#### DATA SUPPLIED
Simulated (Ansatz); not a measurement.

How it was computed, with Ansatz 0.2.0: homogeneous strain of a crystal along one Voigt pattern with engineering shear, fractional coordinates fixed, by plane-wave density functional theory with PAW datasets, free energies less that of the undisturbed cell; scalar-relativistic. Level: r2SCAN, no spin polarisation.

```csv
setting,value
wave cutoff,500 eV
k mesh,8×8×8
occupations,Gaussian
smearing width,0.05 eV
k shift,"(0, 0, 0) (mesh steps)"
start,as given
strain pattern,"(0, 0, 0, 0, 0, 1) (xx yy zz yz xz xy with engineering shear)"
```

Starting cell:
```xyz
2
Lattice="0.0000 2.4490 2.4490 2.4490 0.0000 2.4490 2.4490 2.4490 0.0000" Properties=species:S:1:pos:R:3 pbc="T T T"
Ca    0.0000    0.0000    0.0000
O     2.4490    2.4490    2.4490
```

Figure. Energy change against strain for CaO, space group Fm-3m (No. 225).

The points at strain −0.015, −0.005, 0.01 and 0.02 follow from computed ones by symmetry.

#### REQUIREMENT
Output must consist only of the listing's lines from the first through the line with "Figure. Energy change", reproduced word for word.

#### REPLY
Simulated (Ansatz); not a measurement.

How it was computed, with Ansatz 0.2.0: homogeneous strain of a crystal along one Voigt pattern with engineering shear, fractional coordinates fixed, by plane-wave density functional theory with PAW datasets, free energies less that of the undisturbed cell; scalar-relativistic. Level: r2SCAN, no spin polarisation.

```csv
setting,value
wave cutoff,500 eV
k mesh,8×8×8
occupations,Gaussian
smearing width,0.05 eV
k shift,"(0, 0, 0) (mesh steps)"
start,as given
strain pattern,"(0, 0, 0, 0, 0, 1) (xx yy zz yz xz xy with engineering shear)"
```

Starting cell:
```xyz
2
Lattice="0.0000 2.4490 2.4490 2.4490 0.0000 2.4490 2.4490 2.4490 0.0000" Properties=species:S:1:pos:R:3 pbc="T T T"
Ca    0.0000    0.0000    0.0000
O     2.4490    2.4490    2.4490
```

Figure. Energy change against strain for CaO, space group Fm-3m (No. 225).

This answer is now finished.